- - - - - - -

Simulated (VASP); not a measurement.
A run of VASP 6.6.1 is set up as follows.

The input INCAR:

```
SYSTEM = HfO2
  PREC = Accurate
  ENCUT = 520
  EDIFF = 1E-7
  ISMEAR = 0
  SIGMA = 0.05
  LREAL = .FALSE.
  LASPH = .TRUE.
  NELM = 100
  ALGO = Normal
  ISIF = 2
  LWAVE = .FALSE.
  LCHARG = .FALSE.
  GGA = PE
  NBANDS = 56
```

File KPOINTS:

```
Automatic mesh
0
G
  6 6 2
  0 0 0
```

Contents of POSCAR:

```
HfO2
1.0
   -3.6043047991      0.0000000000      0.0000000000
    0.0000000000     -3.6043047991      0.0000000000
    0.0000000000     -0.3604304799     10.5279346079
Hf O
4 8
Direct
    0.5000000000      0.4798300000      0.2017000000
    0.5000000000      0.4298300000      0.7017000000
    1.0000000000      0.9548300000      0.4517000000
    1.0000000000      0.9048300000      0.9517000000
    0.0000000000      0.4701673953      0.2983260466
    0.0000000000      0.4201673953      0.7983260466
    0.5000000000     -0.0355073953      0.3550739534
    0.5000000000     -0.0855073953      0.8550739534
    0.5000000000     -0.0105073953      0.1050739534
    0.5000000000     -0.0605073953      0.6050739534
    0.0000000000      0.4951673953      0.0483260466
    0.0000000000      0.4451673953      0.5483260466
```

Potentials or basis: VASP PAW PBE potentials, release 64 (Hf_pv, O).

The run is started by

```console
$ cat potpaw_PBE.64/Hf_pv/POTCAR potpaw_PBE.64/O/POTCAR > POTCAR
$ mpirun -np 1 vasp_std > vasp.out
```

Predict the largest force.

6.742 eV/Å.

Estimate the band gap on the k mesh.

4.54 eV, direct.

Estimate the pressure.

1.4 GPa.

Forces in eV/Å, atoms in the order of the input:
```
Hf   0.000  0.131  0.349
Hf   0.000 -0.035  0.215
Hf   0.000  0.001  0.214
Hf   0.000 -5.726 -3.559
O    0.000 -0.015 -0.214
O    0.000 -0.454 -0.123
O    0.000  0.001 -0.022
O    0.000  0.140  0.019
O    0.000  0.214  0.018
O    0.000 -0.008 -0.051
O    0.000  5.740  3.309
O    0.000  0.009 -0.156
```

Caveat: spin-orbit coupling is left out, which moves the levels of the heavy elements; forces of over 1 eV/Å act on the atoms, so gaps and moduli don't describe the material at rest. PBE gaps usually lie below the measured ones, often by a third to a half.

- - - - - - -

### Work task
Print the listing above from its first line through the line with "6.742 eV/Å.", and stop there.

### Exercise output
Simulated (VASP); not a measurement.
A run of VASP 6.6.1 is set up as follows.

The input INCAR:

```
SYSTEM = HfO2
  PREC = Accurate
  ENCUT = 520
  EDIFF = 1E-7
  ISMEAR = 0
  SIGMA = 0.05
  LREAL = .FALSE.
  LASPH = .TRUE.
  NELM = 100
  ALGO = Normal
  ISIF = 2
  LWAVE = .FALSE.
  LCHARG = .FALSE.
  GGA = PE
  NBANDS = 56
```

File KPOINTS:

```
Automatic mesh
0
G
  6 6 2
  0 0 0
```

Contents of POSCAR:

```
HfO2
1.0
   -3.6043047991      0.0000000000      0.0000000000
    0.0000000000     -3.6043047991      0.0000000000
    0.0000000000     -0.3604304799     10.5279346079
Hf O
4 8
Direct
    0.5000000000      0.4798300000      0.2017000000
    0.5000000000      0.4298300000      0.7017000000
    1.0000000000      0.9548300000      0.4517000000
    1.0000000000      0.9048300000      0.9517000000
    0.0000000000      0.4701673953      0.2983260466
    0.0000000000      0.4201673953      0.7983260466
    0.5000000000     -0.0355073953      0.3550739534
    0.5000000000     -0.0855073953      0.8550739534
    0.5000000000     -0.0105073953      0.1050739534
    0.5000000000     -0.0605073953      0.6050739534
    0.0000000000      0.4951673953      0.0483260466
    0.0000000000      0.4451673953      0.5483260466
```

Potentials or basis: VASP PAW PBE potentials, release 64 (Hf_pv, O).

The run is started by

```console
$ cat potpaw_PBE.64/Hf_pv/POTCAR potpaw_PBE.64/O/POTCAR > POTCAR
$ mpirun -np 1 vasp_std > vasp.out
```

Predict the largest force.

6.742 eV/Å.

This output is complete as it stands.